> _Task item_
Everything in the data below is left aside except the lines from the one containing "These numbers are" through the one containing "CI space (outside"; repeat those exactly.

> _Provided data_
_____

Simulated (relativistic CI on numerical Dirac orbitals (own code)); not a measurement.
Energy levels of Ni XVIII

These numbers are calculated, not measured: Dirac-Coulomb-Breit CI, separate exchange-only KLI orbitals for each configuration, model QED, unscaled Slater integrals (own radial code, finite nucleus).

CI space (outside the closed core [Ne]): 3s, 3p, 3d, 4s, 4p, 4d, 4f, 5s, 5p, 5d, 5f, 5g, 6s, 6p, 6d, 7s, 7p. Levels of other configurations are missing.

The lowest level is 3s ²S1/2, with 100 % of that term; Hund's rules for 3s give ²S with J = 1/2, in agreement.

_____

> _Task output_
These numbers are calculated, not measured: Dirac-Coulomb-Breit CI, separate exchange-only KLI orbitals for each configuration, model QED, unscaled Slater integrals (own radial code, finite nucleus).

CI space (outside the closed core [Ne]): 3s, 3p, 3d, 4s, 4p, 4d, 4f, 5s, 5p, 5d, 5f, 5g, 6s, 6p, 6d, 7s, 7p. Levels of other configurations are missing.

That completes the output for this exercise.